ASSIGNMENT: Would you copy the material below word for word, beginning with its first line and ending with the line that contains "5.53 | 4.71 |"?

%%

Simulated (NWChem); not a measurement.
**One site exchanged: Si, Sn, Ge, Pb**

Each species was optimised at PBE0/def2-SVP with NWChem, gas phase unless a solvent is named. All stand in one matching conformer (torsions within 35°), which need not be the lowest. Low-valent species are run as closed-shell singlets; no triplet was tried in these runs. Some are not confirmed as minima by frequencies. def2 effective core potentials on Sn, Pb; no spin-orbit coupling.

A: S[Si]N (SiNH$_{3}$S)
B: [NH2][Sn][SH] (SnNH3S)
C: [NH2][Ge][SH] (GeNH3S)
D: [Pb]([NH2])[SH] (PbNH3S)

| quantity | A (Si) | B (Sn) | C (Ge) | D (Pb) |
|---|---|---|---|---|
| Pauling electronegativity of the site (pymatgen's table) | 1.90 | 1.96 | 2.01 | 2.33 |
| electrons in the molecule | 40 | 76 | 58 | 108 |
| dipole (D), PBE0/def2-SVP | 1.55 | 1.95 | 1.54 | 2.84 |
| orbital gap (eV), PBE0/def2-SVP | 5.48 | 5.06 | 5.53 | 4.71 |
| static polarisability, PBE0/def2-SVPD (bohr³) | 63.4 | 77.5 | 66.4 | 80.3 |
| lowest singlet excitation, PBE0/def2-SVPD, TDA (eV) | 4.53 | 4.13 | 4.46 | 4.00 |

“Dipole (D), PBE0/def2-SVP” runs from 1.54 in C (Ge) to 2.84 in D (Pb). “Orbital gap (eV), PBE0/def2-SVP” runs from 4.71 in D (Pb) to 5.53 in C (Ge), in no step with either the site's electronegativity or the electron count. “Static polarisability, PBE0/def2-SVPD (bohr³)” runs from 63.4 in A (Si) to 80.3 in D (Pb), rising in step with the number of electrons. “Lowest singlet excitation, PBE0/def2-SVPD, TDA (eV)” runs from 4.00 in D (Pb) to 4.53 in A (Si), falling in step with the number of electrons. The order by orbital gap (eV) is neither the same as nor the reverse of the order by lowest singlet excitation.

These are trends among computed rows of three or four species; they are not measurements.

%%

EXERCISE OUTPUT:
Simulated (NWChem); not a measurement.
**One site exchanged: Si, Sn, Ge, Pb**

Each species was optimised at PBE0/def2-SVP with NWChem, gas phase unless a solvent is named. All stand in one matching conformer (torsions within 35°), which need not be the lowest. Low-valent species are run as closed-shell singlets; no triplet was tried in these runs. Some are not confirmed as minima by frequencies. def2 effective core potentials on Sn, Pb; no spin-orbit coupling.

A: S[Si]N (SiNH$_{3}$S)
B: [NH2][Sn][SH] (SnNH3S)
C: [NH2][Ge][SH] (GeNH3S)
D: [Pb]([NH2])[SH] (PbNH3S)

| quantity | A (Si) | B (Sn) | C (Ge) | D (Pb) |
|---|---|---|---|---|
| Pauling electronegativity of the site (pymatgen's table) | 1.90 | 1.96 | 2.01 | 2.33 |
| electrons in the molecule | 40 | 76 | 58 | 108 |
| dipole (D), PBE0/def2-SVP | 1.55 | 1.95 | 1.54 | 2.84 |
| orbital gap (eV), PBE0/def2-SVP | 5.48 | 5.06 | 5.53 | 4.71 |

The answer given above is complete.